[Work item]
Go through the data from its first line and retype each line, stopping once the line containing "Problem. Fill in the values left out." has been retyped.

[Provided information]
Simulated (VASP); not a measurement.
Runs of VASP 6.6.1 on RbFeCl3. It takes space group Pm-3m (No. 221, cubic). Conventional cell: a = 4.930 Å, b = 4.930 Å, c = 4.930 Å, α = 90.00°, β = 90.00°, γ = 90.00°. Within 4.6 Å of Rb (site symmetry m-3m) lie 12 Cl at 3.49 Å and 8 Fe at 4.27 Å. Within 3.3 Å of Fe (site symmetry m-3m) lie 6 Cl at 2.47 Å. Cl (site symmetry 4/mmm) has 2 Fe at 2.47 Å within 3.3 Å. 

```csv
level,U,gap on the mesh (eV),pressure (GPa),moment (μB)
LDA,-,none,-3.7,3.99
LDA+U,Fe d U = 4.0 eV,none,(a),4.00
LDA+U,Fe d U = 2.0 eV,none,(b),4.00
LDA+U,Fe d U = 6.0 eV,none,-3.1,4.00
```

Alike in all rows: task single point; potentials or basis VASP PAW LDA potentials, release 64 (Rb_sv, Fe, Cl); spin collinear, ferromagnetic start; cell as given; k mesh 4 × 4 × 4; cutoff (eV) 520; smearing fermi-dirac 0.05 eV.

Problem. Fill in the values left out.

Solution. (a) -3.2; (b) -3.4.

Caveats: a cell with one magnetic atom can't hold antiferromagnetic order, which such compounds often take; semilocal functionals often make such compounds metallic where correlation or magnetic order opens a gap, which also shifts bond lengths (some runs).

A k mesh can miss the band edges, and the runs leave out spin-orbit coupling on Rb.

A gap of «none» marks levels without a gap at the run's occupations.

[Answer section]
Simulated (VASP); not a measurement.
Runs of VASP 6.6.1 on RbFeCl3. It takes space group Pm-3m (No. 221, cubic). Conventional cell: a = 4.930 Å, b = 4.930 Å, c = 4.930 Å, α = 90.00°, β = 90.00°, γ = 90.00°. Within 4.6 Å of Rb (site symmetry m-3m) lie 12 Cl at 3.49 Å and 8 Fe at 4.27 Å. Within 3.3 Å of Fe (site symmetry m-3m) lie 6 Cl at 2.47 Å. Cl (site symmetry 4/mmm) has 2 Fe at 2.47 Å within 3.3 Å. 

```csv
level,U,gap on the mesh (eV),pressure (GPa),moment (μB)
LDA,-,none,-3.7,3.99
LDA+U,Fe d U = 4.0 eV,none,(a),4.00
LDA+U,Fe d U = 2.0 eV,none,(b),4.00
LDA+U,Fe d U = 6.0 eV,none,-3.1,4.00
```

Alike in all rows: task single point; potentials or basis VASP PAW LDA potentials, release 64 (Rb_sv, Fe, Cl); spin collinear, ferromagnetic start; cell as given; k mesh 4 × 4 × 4; cutoff (eV) 520; smearing fermi-dirac 0.05 eV.

Problem. Fill in the values left out.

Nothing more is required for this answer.